Exercise:
Copy exactly the lines from the first line of the records below through the line containing "Density from B3LYP/def2-TZVP", including both, and nothing else.

Dataset content:
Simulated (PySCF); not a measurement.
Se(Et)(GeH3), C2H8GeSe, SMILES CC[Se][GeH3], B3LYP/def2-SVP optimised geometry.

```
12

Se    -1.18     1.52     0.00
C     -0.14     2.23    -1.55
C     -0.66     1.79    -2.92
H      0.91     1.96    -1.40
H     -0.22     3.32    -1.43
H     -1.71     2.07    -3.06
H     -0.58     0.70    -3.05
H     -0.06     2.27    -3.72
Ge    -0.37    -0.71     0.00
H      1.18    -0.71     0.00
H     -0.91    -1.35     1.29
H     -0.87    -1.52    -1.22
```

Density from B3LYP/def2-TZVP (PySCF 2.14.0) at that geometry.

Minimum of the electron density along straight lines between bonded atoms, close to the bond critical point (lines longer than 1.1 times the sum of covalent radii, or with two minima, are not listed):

Exercise answer:
Simulated (PySCF); not a measurement.
Se(Et)(GeH3), C2H8GeSe, SMILES CC[Se][GeH3], B3LYP/def2-SVP optimised geometry.

```
12

Se    -1.18     1.52     0.00
C     -0.14     2.23    -1.55
C     -0.66     1.79    -2.92
H      0.91     1.96    -1.40
H     -0.22     3.32    -1.43
H     -1.71     2.07    -3.06
H     -0.58     0.70    -3.05
H     -0.06     2.27    -3.72
Ge    -0.37    -0.71     0.00
H      1.18    -0.71     0.00
H     -0.91    -1.35     1.29
H     -0.87    -1.52    -1.22
```

Density from B3LYP/def2-TZVP (PySCF 2.14.0) at that geometry.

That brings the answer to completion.